[PROVIDED MATERIAL]

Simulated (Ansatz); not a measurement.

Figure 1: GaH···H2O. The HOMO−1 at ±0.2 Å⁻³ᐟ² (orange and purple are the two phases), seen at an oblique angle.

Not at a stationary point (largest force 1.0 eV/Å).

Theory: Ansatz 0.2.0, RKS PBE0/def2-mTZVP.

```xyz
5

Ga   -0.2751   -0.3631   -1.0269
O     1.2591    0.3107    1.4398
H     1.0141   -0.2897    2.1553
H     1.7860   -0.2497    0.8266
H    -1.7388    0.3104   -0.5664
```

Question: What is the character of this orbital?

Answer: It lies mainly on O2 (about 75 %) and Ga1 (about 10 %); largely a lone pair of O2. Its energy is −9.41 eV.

[/PROVIDED MATERIAL]

◆ EXERCISE ◆
Lines wanted from the listing above: the line with "Theory: Ansatz 0.2.0, RKS PBE0/def2-mTZVP." up to and including the line with "Question: What is". Please write them out exactly, adding nothing else.

◆ TASK RESPONSE ◆
Theory: Ansatz 0.2.0, RKS PBE0/def2-mTZVP.

```xyz
5

Ga   -0.2751   -0.3631   -1.0269
O     1.2591    0.3107    1.4398
H     1.0141   -0.2897    2.1553
H     1.7860   -0.2497    0.8266
H    -1.7388    0.3104   -0.5664
```

Question: What is the character of this orbital?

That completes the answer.